**Provided information**
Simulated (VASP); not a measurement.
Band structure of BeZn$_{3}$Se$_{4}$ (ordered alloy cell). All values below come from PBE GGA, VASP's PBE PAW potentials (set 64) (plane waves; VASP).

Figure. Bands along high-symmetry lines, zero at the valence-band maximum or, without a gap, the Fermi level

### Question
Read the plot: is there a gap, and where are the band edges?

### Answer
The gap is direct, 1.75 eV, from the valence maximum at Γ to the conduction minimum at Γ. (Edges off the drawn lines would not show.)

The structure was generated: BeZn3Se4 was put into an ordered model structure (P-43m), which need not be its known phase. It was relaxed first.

**Assignment**
All entries should be given again precisely as they appear above.

**Solution**
Simulated (VASP); not a measurement.
Band structure of BeZn$_{3}$Se$_{4}$ (ordered alloy cell). All values below come from PBE GGA, VASP's PBE PAW potentials (set 64) (plane waves; VASP).

Figure. Bands along high-symmetry lines, zero at the valence-band maximum or, without a gap, the Fermi level

### Question
Read the plot: is there a gap, and where are the band edges?

### Answer
The gap is direct, 1.75 eV, from the valence maximum at Γ to the conduction minimum at Γ. (Edges off the drawn lines would not show.)

The structure was generated: BeZn3Se4 was put into an ordered model structure (P-43m), which need not be its known phase. It was relaxed first.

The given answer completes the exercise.